**Requirement**: Only one span of the listing below is wanted: the lines from the one with "17.16 | 17.17 |" through the one with "It took 18 s", reproduced exactly, both ends kept.

══ Data for review

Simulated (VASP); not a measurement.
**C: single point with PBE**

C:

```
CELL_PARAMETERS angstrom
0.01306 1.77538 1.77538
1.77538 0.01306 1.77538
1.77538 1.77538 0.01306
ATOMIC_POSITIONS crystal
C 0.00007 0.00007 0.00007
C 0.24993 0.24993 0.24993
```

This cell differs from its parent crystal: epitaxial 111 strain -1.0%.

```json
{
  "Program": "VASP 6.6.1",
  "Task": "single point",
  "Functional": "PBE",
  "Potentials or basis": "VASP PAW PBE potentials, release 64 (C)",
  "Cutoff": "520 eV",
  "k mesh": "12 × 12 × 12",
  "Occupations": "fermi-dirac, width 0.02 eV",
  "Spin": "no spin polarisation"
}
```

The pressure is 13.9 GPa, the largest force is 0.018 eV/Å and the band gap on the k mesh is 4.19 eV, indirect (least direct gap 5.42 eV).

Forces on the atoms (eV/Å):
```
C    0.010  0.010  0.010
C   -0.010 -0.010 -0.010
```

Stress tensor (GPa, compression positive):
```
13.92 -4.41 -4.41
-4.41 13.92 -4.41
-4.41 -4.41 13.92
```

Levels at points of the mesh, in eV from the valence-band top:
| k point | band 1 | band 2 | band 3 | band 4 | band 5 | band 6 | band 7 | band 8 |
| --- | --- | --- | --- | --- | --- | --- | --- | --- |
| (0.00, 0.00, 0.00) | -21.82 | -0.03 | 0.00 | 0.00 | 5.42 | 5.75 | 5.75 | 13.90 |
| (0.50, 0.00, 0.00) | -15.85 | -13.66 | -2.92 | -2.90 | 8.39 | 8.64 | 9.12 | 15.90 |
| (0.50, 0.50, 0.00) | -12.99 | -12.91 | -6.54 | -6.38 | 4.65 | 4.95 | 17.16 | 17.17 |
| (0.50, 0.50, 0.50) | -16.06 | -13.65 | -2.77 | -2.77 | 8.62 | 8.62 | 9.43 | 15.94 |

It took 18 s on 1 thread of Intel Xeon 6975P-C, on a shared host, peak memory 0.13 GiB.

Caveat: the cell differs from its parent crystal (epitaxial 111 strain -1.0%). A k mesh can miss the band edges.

════

**Response area**:
| (0.50, 0.50, 0.00) | -12.99 | -12.91 | -6.54 | -6.38 | 4.65 | 4.95 | 17.16 | 17.17 |
| (0.50, 0.50, 0.50) | -16.06 | -13.65 | -2.77 | -2.77 | 8.62 | 8.62 | 9.43 | 15.94 |

It took 18 s on 1 thread of Intel Xeon 6975P-C, on a shared host, peak memory 0.13 GiB.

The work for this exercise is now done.